ACTION ITEM: Reproduce all entries precisely as they are written.

*** SUPPLIED DATA ***

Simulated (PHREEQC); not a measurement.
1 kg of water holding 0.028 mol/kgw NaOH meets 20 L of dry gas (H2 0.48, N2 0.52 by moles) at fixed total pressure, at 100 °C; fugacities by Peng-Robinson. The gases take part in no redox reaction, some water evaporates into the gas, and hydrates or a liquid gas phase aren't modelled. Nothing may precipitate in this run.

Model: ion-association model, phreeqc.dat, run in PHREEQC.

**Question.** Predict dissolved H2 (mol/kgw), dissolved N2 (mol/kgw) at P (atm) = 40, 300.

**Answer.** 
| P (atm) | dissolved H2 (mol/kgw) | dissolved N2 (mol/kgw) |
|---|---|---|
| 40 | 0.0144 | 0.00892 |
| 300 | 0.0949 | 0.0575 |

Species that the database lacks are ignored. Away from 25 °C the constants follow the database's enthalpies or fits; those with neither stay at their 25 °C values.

*** End of SUPPLIED DATA ***

EXERCISE SOLUTION:
Simulated (PHREEQC); not a measurement.
1 kg of water holding 0.028 mol/kgw NaOH meets 20 L of dry gas (H2 0.48, N2 0.52 by moles) at fixed total pressure, at 100 °C; fugacities by Peng-Robinson. The gases take part in no redox reaction, some water evaporates into the gas, and hydrates or a liquid gas phase aren't modelled. Nothing may precipitate in this run.

Model: ion-association model, phreeqc.dat, run in PHREEQC.

**Question.** Predict dissolved H2 (mol/kgw), dissolved N2 (mol/kgw) at P (atm) = 40, 300.

**Answer.** 
| P (atm) | dissolved H2 (mol/kgw) | dissolved N2 (mol/kgw) |
|---|---|---|
| 40 | 0.0144 | 0.00892 |
| 300 | 0.0949 | 0.0575 |

Species that the database lacks are ignored. Away from 25 °C the constants follow the database's enthalpies or fits; those with neither stay at their 25 °C values.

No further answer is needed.